Record set
+ + + + + + +
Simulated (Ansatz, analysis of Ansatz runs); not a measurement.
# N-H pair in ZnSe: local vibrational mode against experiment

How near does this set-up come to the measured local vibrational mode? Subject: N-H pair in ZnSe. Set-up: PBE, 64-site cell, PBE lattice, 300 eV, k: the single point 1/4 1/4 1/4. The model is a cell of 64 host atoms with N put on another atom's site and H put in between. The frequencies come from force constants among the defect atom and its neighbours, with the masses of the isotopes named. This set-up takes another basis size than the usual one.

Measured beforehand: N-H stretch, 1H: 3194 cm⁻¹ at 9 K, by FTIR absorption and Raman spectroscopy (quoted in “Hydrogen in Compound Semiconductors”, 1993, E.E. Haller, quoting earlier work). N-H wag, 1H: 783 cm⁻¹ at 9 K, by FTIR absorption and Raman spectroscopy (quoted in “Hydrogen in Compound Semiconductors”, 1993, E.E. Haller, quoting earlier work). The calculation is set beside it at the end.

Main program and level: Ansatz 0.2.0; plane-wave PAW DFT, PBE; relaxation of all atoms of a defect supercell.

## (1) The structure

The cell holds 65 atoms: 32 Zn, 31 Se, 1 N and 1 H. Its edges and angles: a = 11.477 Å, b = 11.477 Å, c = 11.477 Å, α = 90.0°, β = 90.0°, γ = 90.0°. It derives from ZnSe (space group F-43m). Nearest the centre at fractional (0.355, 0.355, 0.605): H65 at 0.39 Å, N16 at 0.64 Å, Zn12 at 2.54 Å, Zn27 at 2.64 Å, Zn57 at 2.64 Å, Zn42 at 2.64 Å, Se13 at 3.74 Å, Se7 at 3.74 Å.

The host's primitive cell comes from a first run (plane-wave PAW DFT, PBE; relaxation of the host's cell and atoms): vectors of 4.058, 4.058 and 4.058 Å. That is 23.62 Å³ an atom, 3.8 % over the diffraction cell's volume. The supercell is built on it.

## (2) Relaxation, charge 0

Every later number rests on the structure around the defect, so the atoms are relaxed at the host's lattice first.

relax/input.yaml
+ + + + + + +

Work order
Starting with the first line of the entries, transcribe every line up to and including the one with "## (1) The structure".

Answer area
Simulated (Ansatz, analysis of Ansatz runs); not a measurement.
# N-H pair in ZnSe: local vibrational mode against experiment

How near does this set-up come to the measured local vibrational mode? Subject: N-H pair in ZnSe. Set-up: PBE, 64-site cell, PBE lattice, 300 eV, k: the single point 1/4 1/4 1/4. The model is a cell of 64 host atoms with N put on another atom's site and H put in between. The frequencies come from force constants among the defect atom and its neighbours, with the masses of the isotopes named. This set-up takes another basis size than the usual one.

Measured beforehand: N-H stretch, 1H: 3194 cm⁻¹ at 9 K, by FTIR absorption and Raman spectroscopy (quoted in “Hydrogen in Compound Semiconductors”, 1993, E.E. Haller, quoting earlier work). N-H wag, 1H: 783 cm⁻¹ at 9 K, by FTIR absorption and Raman spectroscopy (quoted in “Hydrogen in Compound Semiconductors”, 1993, E.E. Haller, quoting earlier work). The calculation is set beside it at the end.

Main program and level: Ansatz 0.2.0; plane-wave PAW DFT, PBE; relaxation of all atoms of a defect supercell.

## (1) The structure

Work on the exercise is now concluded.